» REQUIREMENT
Please write out the listing beneath this sentence exactly, from its first line to the line with "mesh: 1.40 eV", and stop there.

» RECORDED DATA
Content starts
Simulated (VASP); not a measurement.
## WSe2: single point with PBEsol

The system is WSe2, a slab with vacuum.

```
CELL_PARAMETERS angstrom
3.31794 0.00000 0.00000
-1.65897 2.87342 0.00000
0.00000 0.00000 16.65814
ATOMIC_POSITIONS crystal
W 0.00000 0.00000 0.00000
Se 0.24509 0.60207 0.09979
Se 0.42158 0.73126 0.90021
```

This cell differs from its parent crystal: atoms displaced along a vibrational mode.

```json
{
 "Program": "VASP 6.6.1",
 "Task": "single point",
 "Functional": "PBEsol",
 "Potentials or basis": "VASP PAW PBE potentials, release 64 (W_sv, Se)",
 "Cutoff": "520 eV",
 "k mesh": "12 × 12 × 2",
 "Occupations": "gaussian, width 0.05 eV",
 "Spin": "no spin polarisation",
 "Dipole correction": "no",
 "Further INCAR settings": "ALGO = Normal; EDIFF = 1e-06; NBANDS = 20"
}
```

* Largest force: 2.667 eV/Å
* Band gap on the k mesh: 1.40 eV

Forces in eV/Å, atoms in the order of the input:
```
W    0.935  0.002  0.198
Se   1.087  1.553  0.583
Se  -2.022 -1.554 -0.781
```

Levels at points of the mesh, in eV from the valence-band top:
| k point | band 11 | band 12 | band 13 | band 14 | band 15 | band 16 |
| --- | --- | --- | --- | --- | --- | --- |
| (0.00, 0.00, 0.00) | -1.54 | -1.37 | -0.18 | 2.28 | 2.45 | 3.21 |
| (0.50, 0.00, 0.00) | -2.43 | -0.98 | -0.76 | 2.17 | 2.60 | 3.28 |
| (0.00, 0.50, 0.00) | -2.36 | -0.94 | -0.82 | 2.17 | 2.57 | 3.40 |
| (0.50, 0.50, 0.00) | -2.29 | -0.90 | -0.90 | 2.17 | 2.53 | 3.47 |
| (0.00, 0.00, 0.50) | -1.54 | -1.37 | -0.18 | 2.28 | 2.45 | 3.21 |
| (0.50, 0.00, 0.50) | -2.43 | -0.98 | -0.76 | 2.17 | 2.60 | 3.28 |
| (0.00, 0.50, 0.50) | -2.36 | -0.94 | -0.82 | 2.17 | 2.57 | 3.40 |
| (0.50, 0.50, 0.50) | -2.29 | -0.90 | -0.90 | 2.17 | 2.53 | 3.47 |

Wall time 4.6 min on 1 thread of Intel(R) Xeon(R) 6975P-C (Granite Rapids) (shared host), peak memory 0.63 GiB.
Content ends

» YOUR SOLUTION
Simulated (VASP); not a measurement.
## WSe2: single point with PBEsol

The system is WSe2, a slab with vacuum.

```
CELL_PARAMETERS angstrom
3.31794 0.00000 0.00000
-1.65897 2.87342 0.00000
0.00000 0.00000 16.65814
ATOMIC_POSITIONS crystal
W 0.00000 0.00000 0.00000
Se 0.24509 0.60207 0.09979
Se 0.42158 0.73126 0.90021
```

This cell differs from its parent crystal: atoms displaced along a vibrational mode.

```json
{
 "Program": "VASP 6.6.1",
 "Task": "single point",
 "Functional": "PBEsol",
 "Potentials or basis": "VASP PAW PBE potentials, release 64 (W_sv, Se)",
 "Cutoff": "520 eV",
 "k mesh": "12 × 12 × 2",
 "Occupations": "gaussian, width 0.05 eV",
 "Spin": "no spin polarisation",
 "Dipole correction": "no",
 "Further INCAR settings": "ALGO = Normal; EDIFF = 1e-06; NBANDS = 20"
}
```

* Largest force: 2.667 eV/Å
* Band gap on the k mesh: 1.40 eV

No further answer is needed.